[Opening LISTED RECORDS section]
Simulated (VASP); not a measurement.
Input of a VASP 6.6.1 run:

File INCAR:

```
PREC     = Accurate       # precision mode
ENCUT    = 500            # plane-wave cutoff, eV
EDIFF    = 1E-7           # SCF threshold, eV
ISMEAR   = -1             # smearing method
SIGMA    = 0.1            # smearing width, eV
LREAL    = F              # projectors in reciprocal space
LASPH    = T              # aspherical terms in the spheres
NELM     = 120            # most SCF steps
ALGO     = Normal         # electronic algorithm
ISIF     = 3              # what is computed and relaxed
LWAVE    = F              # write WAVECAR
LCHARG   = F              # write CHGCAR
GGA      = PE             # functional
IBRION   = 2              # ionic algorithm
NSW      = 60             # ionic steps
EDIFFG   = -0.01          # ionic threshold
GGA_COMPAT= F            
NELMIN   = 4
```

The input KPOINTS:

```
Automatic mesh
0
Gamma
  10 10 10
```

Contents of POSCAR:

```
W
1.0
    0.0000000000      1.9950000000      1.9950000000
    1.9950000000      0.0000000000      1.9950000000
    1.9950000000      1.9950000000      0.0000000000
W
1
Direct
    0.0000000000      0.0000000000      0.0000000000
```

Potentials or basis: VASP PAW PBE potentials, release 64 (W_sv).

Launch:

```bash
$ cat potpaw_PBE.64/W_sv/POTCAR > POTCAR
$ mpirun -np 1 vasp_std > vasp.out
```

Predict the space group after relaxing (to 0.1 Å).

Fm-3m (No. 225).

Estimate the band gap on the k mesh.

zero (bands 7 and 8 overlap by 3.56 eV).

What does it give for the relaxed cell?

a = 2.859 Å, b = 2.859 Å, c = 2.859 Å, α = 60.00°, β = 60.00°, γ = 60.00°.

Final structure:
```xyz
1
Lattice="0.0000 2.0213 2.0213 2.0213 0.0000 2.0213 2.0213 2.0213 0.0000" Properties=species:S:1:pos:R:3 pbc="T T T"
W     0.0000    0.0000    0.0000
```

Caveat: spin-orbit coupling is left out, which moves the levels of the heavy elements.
[Closing LISTED RECORDS section]

▶ _ASSIGNMENT_
Above are the lines; repeat exactly the ones from the line containing "Input of a VASP" down to the line containing "What does it give for the relaxed cell?", both inclusive.

▶ _ANSWER AREA_
Input of a VASP 6.6.1 run:

File INCAR:

```
PREC     = Accurate       # precision mode
ENCUT    = 500            # plane-wave cutoff, eV
EDIFF    = 1E-7           # SCF threshold, eV
ISMEAR   = -1             # smearing method
SIGMA    = 0.1            # smearing width, eV
LREAL    = F              # projectors in reciprocal space
LASPH    = T              # aspherical terms in the spheres
NELM     = 120            # most SCF steps
ALGO     = Normal         # electronic algorithm
ISIF     = 3              # what is computed and relaxed
LWAVE    = F              # write WAVECAR
LCHARG   = F              # write CHGCAR
GGA      = PE             # functional
IBRION   = 2              # ionic algorithm
NSW      = 60             # ionic steps
EDIFFG   = -0.01          # ionic threshold
GGA_COMPAT= F            
NELMIN   = 4
```

The input KPOINTS:

```
Automatic mesh
0
Gamma
  10 10 10
```

Contents of POSCAR:

```
W
1.0
    0.0000000000      1.9950000000      1.9950000000
    1.9950000000      0.0000000000      1.9950000000
    1.9950000000      1.9950000000      0.0000000000
W
1
Direct
    0.0000000000      0.0000000000      0.0000000000
```

Potentials or basis: VASP PAW PBE potentials, release 64 (W_sv).

Launch:

```bash
$ cat potpaw_PBE.64/W_sv/POTCAR > POTCAR
$ mpirun -np 1 vasp_std > vasp.out
```

Predict the space group after relaxing (to 0.1 Å).

Fm-3m (No. 225).

Estimate the band gap on the k mesh.

zero (bands 7 and 8 overlap by 3.56 eV).

What does it give for the relaxed cell?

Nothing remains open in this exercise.